■ **Data provided**
○ ○ ○

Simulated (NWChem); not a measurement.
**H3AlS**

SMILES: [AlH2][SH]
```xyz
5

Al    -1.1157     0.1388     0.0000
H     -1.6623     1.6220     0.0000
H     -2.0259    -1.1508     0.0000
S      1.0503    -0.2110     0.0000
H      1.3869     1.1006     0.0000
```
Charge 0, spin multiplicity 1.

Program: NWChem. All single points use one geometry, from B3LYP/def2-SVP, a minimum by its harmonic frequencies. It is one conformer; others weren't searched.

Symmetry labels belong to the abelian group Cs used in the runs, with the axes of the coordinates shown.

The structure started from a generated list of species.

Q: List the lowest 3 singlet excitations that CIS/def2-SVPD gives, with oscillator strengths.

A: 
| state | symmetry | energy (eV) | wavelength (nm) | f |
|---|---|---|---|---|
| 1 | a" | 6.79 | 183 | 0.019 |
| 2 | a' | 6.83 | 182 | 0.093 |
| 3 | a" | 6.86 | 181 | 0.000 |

○ ○ ○

■ **Work item**
Restate word for word the entries above, starting at the line with "Program: NWChem. All" and ending at the line with "The structure started", inclusive, and no others.

■ **Task result**
Program: NWChem. All single points use one geometry, from B3LYP/def2-SVP, a minimum by its harmonic frequencies. It is one conformer; others weren't searched.

Symmetry labels belong to the abelian group Cs used in the runs, with the axes of the coordinates shown.

The structure started from a generated list of species.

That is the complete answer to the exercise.